----------------

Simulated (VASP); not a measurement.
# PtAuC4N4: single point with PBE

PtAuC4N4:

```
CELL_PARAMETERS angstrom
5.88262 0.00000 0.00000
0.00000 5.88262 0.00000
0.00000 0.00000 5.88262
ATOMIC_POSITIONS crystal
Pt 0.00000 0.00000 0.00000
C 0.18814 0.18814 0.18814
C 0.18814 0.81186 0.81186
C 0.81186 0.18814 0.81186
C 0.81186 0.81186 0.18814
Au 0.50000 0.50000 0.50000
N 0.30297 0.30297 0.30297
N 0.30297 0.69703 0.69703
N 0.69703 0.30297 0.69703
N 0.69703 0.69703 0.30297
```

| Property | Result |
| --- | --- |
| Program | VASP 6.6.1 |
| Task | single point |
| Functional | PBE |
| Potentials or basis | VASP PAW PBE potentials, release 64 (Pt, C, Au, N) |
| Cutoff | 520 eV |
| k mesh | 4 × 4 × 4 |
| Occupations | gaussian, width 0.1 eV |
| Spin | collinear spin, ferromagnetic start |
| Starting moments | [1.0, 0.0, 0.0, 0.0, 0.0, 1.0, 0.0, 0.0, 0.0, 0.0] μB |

----------------

### Assignment
Only the lines from the beginning of the material above through the line with "ferromagnetic start |" are wanted; extract them exactly.

### Worked solution
Simulated (VASP); not a measurement.
# PtAuC4N4: single point with PBE

PtAuC4N4:

```
CELL_PARAMETERS angstrom
5.88262 0.00000 0.00000
0.00000 5.88262 0.00000
0.00000 0.00000 5.88262
ATOMIC_POSITIONS crystal
Pt 0.00000 0.00000 0.00000
C 0.18814 0.18814 0.18814
C 0.18814 0.81186 0.81186
C 0.81186 0.18814 0.81186
C 0.81186 0.81186 0.18814
Au 0.50000 0.50000 0.50000
N 0.30297 0.30297 0.30297
N 0.30297 0.69703 0.69703
N 0.69703 0.30297 0.69703
N 0.69703 0.69703 0.30297
```

| Property | Result |
| --- | --- |
| Program | VASP 6.6.1 |
| Task | single point |
| Functional | PBE |
| Potentials or basis | VASP PAW PBE potentials, release 64 (Pt, C, Au, N) |
| Cutoff | 520 eV |
| k mesh | 4 × 4 × 4 |
| Occupations | gaussian, width 0.1 eV |
| Spin | collinear spin, ferromagnetic start |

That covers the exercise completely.